Work item:
Starting with the first line and ending with the line that holds "All runs of", repeat the material exactly.

Records provided:
******

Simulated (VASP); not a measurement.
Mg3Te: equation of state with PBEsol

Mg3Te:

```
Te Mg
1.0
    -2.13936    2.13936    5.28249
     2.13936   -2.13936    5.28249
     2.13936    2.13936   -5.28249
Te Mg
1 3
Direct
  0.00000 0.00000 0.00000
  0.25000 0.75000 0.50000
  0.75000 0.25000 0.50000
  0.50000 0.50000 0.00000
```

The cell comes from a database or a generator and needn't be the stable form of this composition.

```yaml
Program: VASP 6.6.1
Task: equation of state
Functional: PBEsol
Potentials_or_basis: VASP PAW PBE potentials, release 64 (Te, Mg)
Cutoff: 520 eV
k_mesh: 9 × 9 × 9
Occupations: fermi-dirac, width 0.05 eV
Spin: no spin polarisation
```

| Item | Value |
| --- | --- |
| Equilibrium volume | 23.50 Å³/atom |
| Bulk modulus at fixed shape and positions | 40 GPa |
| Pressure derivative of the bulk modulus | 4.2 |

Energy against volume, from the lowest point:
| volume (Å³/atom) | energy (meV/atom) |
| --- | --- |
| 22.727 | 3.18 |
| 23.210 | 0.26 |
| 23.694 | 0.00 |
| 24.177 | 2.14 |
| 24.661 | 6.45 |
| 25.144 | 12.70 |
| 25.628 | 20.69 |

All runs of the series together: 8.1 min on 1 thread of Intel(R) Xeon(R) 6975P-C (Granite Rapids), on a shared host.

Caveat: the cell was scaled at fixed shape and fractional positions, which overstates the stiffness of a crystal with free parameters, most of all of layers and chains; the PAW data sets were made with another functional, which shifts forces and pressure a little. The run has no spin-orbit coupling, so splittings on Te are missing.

******

Response:
Simulated (VASP); not a measurement.
Mg3Te: equation of state with PBEsol

Mg3Te:

```
Te Mg
1.0
    -2.13936    2.13936    5.28249
     2.13936   -2.13936    5.28249
     2.13936    2.13936   -5.28249
Te Mg
1 3
Direct
  0.00000 0.00000 0.00000
  0.25000 0.75000 0.50000
  0.75000 0.25000 0.50000
  0.50000 0.50000 0.00000
```

The cell comes from a database or a generator and needn't be the stable form of this composition.

```yaml
Program: VASP 6.6.1
Task: equation of state
Functional: PBEsol
Potentials_or_basis: VASP PAW PBE potentials, release 64 (Te, Mg)
Cutoff: 520 eV
k_mesh: 9 × 9 × 9
Occupations: fermi-dirac, width 0.05 eV
Spin: no spin polarisation
```

| Item | Value |
| --- | --- |
| Equilibrium volume | 23.50 Å³/atom |
| Bulk modulus at fixed shape and positions | 40 GPa |
| Pressure derivative of the bulk modulus | 4.2 |

Energy against volume, from the lowest point:
| volume (Å³/atom) | energy (meV/atom) |
| --- | --- |
| 22.727 | 3.18 |
| 23.210 | 0.26 |
| 23.694 | 0.00 |
| 24.177 | 2.14 |
| 24.661 | 6.45 |
| 25.144 | 12.70 |
| 25.628 | 20.69 |

All runs of the series together: 8.1 min on 1 thread of Intel(R) Xeon(R) 6975P-C (Granite Rapids), on a shared host.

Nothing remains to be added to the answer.